§ **WORK INSTRUCTION**
In the entries that follow, the line with "At the start: pressure" opens the range and the line with "-1.32 | 172.42 |" closes it; repeat that range exactly, both lines included.

§ **ENTRIES SUPPLIED**
- Opening Delimiter -

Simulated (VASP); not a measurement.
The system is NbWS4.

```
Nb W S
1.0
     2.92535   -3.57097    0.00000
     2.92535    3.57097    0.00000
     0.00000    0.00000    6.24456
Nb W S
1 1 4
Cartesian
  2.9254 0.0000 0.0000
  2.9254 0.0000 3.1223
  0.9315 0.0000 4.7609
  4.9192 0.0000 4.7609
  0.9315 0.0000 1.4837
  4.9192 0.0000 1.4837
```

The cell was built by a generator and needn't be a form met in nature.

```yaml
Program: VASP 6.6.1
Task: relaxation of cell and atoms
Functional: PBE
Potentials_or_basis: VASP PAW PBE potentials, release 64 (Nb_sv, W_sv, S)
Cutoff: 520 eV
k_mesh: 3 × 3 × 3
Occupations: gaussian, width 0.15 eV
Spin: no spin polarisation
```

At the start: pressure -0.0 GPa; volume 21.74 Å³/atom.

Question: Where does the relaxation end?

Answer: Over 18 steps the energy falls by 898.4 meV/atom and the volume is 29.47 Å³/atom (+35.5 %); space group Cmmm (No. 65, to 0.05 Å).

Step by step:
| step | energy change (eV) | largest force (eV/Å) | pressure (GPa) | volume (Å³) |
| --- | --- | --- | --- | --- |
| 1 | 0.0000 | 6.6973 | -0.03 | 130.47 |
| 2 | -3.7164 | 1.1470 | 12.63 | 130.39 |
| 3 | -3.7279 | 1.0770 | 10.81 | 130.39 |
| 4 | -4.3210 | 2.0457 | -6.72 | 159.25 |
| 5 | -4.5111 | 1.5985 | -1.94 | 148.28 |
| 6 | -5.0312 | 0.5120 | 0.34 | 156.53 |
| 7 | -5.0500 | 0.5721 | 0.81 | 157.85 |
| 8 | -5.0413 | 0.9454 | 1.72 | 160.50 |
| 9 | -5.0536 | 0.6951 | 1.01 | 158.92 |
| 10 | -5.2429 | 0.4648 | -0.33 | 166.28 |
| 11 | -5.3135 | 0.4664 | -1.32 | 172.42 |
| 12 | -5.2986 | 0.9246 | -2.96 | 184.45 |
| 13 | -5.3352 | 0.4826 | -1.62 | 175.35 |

- Closing Delimiter -

§ **TASK RESPONSE**
At the start: pressure -0.0 GPa; volume 21.74 Å³/atom.

Question: Where does the relaxation end?

Answer: Over 18 steps the energy falls by 898.4 meV/atom and the volume is 29.47 Å³/atom (+35.5 %); space group Cmmm (No. 65, to 0.05 Å).

Step by step:
| step | energy change (eV) | largest force (eV/Å) | pressure (GPa) | volume (Å³) |
| --- | --- | --- | --- | --- |
| 1 | 0.0000 | 6.6973 | -0.03 | 130.47 |
| 2 | -3.7164 | 1.1470 | 12.63 | 130.39 |
| 3 | -3.7279 | 1.0770 | 10.81 | 130.39 |
| 4 | -4.3210 | 2.0457 | -6.72 | 159.25 |
| 5 | -4.5111 | 1.5985 | -1.94 | 148.28 |
| 6 | -5.0312 | 0.5120 | 0.34 | 156.53 |
| 7 | -5.0500 | 0.5721 | 0.81 | 157.85 |
| 8 | -5.0413 | 0.9454 | 1.72 | 160.50 |
| 9 | -5.0536 | 0.6951 | 1.01 | 158.92 |
| 10 | -5.2429 | 0.4648 | -0.33 | 166.28 |
| 11 | -5.3135 | 0.4664 | -1.32 | 172.42 |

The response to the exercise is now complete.